* **INPUT DATA**
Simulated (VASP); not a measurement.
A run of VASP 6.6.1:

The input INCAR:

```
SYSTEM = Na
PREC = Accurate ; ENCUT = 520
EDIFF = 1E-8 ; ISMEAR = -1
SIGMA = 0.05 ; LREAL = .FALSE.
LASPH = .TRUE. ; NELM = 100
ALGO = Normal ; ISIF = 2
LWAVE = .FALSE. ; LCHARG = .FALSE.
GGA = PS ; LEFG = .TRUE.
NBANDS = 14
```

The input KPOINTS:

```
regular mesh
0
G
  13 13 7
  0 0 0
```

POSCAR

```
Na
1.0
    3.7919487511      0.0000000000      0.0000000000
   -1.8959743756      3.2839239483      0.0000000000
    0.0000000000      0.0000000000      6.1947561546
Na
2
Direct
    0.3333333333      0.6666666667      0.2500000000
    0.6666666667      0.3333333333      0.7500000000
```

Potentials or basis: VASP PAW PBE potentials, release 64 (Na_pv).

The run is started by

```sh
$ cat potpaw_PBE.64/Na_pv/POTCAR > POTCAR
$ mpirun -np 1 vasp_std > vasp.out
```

* **REQUIREMENT**
Repeat every line exactly, starting with the first line of the entries, and stop once the line containing "Potentials or basis: VASP" has been given.

* **EXERCISE SOLUTION**
Simulated (VASP); not a measurement.
A run of VASP 6.6.1:

The input INCAR:

```
SYSTEM = Na
PREC = Accurate ; ENCUT = 520
EDIFF = 1E-8 ; ISMEAR = -1
SIGMA = 0.05 ; LREAL = .FALSE.
LASPH = .TRUE. ; NELM = 100
ALGO = Normal ; ISIF = 2
LWAVE = .FALSE. ; LCHARG = .FALSE.
GGA = PS ; LEFG = .TRUE.
NBANDS = 14
```

The input KPOINTS:

```
regular mesh
0
G
  13 13 7
  0 0 0
```

POSCAR

```
Na
1.0
    3.7919487511      0.0000000000      0.0000000000
   -1.8959743756      3.2839239483      0.0000000000
    0.0000000000      0.0000000000      6.1947561546
Na
2
Direct
    0.3333333333      0.6666666667      0.2500000000
    0.6666666667      0.3333333333      0.7500000000
```

Potentials or basis: VASP PAW PBE potentials, release 64 (Na_pv).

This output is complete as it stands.